■ Work item ■
Go through the entries below from the first line and transcribe each one exactly, ending with the line that contains "Problem. Estimate Ansatz's values.".

■ Source data ■
================

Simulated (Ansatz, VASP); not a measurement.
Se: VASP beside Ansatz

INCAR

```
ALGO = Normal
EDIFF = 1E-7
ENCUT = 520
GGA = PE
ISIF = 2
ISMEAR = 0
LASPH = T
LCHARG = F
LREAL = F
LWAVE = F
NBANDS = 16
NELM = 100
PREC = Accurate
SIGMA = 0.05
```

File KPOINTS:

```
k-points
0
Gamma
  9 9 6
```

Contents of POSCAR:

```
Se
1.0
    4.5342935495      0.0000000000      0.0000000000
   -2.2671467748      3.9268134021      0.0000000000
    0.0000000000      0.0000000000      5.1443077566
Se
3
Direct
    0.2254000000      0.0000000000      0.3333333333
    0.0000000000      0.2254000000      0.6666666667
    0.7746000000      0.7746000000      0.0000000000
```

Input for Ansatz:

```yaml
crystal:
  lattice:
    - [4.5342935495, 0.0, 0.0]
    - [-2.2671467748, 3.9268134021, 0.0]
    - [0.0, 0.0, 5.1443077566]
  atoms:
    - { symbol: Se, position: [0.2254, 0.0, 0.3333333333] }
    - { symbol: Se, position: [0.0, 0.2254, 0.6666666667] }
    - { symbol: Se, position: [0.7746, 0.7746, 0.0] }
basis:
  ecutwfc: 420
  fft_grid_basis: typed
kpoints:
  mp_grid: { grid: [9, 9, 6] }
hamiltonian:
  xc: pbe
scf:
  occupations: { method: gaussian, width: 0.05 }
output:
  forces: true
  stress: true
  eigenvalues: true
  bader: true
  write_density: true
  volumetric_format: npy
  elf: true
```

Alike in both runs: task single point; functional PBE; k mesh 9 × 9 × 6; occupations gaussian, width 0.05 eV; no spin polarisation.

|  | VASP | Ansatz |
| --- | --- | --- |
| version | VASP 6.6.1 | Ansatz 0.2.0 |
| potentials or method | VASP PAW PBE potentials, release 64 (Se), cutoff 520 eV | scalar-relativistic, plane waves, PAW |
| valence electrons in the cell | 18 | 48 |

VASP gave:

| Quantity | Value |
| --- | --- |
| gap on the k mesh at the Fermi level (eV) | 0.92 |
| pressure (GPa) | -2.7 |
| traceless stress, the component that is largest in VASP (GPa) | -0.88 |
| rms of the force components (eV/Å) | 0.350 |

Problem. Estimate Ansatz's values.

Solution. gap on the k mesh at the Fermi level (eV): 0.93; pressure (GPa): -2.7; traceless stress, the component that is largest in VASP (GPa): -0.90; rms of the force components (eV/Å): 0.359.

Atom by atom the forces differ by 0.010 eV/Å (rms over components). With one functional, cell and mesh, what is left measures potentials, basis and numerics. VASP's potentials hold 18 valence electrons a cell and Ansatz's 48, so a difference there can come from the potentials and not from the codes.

================

■ Reply ■
Simulated (Ansatz, VASP); not a measurement.
Se: VASP beside Ansatz

INCAR

```
ALGO = Normal
EDIFF = 1E-7
ENCUT = 520
GGA = PE
ISIF = 2
ISMEAR = 0
LASPH = T
LCHARG = F
LREAL = F
LWAVE = F
NBANDS = 16
NELM = 100
PREC = Accurate
SIGMA = 0.05
```

File KPOINTS:

```
k-points
0
Gamma
  9 9 6
```

Contents of POSCAR:

```
Se
1.0
    4.5342935495      0.0000000000      0.0000000000
   -2.2671467748      3.9268134021      0.0000000000
    0.0000000000      0.0000000000      5.1443077566
Se
3
Direct
    0.2254000000      0.0000000000      0.3333333333
    0.0000000000      0.2254000000      0.6666666667
    0.7746000000      0.7746000000      0.0000000000
```

Input for Ansatz:

```yaml
crystal:
  lattice:
    - [4.5342935495, 0.0, 0.0]
    - [-2.2671467748, 3.9268134021, 0.0]
    - [0.0, 0.0, 5.1443077566]
  atoms:
    - { symbol: Se, position: [0.2254, 0.0, 0.3333333333] }
    - { symbol: Se, position: [0.0, 0.2254, 0.6666666667] }
    - { symbol: Se, position: [0.7746, 0.7746, 0.0] }
basis:
  ecutwfc: 420
  fft_grid_basis: typed
kpoints:
  mp_grid: { grid: [9, 9, 6] }
hamiltonian:
  xc: pbe
scf:
  occupations: { method: gaussian, width: 0.05 }
output:
  forces: true
  stress: true
  eigenvalues: true
  bader: true
  write_density: true
  volumetric_format: npy
  elf: true
```

Alike in both runs: task single point; functional PBE; k mesh 9 × 9 × 6; occupations gaussian, width 0.05 eV; no spin polarisation.

|  | VASP | Ansatz |
| --- | --- | --- |
| version | VASP 6.6.1 | Ansatz 0.2.0 |
| potentials or method | VASP PAW PBE potentials, release 64 (Se), cutoff 520 eV | scalar-relativistic, plane waves, PAW |
| valence electrons in the cell | 18 | 48 |

VASP gave:

| Quantity | Value |
| --- | --- |
| gap on the k mesh at the Fermi level (eV) | 0.92 |
| pressure (GPa) | -2.7 |
| traceless stress, the component that is largest in VASP (GPa) | -0.88 |
| rms of the force components (eV/Å) | 0.350 |

Problem. Estimate Ansatz's values.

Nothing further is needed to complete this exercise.